** Supplied information **
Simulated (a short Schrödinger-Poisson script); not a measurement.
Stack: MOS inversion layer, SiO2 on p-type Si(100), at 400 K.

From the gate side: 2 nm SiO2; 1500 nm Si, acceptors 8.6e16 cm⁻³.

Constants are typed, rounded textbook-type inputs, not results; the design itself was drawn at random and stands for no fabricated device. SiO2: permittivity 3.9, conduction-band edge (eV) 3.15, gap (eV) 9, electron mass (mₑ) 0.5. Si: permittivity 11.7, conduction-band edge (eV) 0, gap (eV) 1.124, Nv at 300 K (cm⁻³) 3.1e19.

** Task item **
Give the complete listing again, exactly as it appears above.

** Task result **
Simulated (a short Schrödinger-Poisson script); not a measurement.
Stack: MOS inversion layer, SiO2 on p-type Si(100), at 400 K.

From the gate side: 2 nm SiO2; 1500 nm Si, acceptors 8.6e16 cm⁻³.

Constants are typed, rounded textbook-type inputs, not results; the design itself was drawn at random and stands for no fabricated device. SiO2: permittivity 3.9, conduction-band edge (eV) 3.15, gap (eV) 9, electron mass (mₑ) 0.5. Si: permittivity 11.7, conduction-band edge (eV) 0, gap (eV) 1.124, Nv at 300 K (cm⁻³) 3.1e19.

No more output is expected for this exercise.